**Entries provided:**
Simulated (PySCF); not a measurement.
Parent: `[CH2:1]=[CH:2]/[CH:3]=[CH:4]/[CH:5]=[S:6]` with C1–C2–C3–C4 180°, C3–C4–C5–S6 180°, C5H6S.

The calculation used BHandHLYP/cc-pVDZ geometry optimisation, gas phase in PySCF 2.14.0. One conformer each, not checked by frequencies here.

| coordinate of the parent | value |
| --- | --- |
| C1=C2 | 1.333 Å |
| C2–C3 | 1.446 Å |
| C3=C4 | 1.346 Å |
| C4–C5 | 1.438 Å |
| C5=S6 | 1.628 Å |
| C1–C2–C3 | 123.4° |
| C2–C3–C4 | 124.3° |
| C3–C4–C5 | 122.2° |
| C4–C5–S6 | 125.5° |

**Assigned task:**
Every line above should be transcribed exactly.

**Worked solution:**
Simulated (PySCF); not a measurement.
Parent: `[CH2:1]=[CH:2]/[CH:3]=[CH:4]/[CH:5]=[S:6]` with C1–C2–C3–C4 180°, C3–C4–C5–S6 180°, C5H6S.

The calculation used BHandHLYP/cc-pVDZ geometry optimisation, gas phase in PySCF 2.14.0. One conformer each, not checked by frequencies here.

| coordinate of the parent | value |
| --- | --- |
| C1=C2 | 1.333 Å |
| C2–C3 | 1.446 Å |
| C3=C4 | 1.346 Å |
| C4–C5 | 1.438 Å |
| C5=S6 | 1.628 Å |
| C1–C2–C3 | 123.4° |
| C2–C3–C4 | 124.3° |
| C3–C4–C5 | 122.2° |
| C4–C5–S6 | 125.5° |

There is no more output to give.